[Data supplied]
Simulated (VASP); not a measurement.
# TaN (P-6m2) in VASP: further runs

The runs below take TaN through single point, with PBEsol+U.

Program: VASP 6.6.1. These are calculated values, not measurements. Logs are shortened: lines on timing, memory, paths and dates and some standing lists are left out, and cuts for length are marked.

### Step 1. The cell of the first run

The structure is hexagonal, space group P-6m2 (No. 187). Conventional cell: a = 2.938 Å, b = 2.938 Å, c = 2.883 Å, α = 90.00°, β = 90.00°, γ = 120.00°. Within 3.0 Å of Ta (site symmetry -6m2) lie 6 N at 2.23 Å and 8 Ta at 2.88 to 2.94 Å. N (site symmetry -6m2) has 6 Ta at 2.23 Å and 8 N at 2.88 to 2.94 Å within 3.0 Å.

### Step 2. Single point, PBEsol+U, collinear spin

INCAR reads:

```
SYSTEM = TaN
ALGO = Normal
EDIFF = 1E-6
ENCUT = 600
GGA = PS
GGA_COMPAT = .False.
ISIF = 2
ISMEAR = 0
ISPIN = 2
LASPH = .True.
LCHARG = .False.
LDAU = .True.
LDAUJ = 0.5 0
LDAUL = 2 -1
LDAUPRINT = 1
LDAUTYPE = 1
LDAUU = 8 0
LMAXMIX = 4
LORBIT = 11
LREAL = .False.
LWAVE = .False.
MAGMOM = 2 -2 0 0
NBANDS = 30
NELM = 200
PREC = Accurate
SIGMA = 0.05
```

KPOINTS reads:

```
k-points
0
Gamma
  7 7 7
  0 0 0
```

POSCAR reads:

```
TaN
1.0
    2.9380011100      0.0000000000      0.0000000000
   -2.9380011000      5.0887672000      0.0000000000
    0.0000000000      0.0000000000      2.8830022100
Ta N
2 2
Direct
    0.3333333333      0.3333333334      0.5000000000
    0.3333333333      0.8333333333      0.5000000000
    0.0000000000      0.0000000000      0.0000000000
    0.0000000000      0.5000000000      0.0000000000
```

[Task item]
Return, unchanged, the run of lines above that opens with the line containing "# TaN (P-6m2) in VASP: further runs" and closes with the line containing "### Step 1. The cell of the first run". Include both.

[Exercise solution]
# TaN (P-6m2) in VASP: further runs

The runs below take TaN through single point, with PBEsol+U.

Program: VASP 6.6.1. These are calculated values, not measurements. Logs are shortened: lines on timing, memory, paths and dates and some standing lists are left out, and cuts for length are marked.

### Step 1. The cell of the first run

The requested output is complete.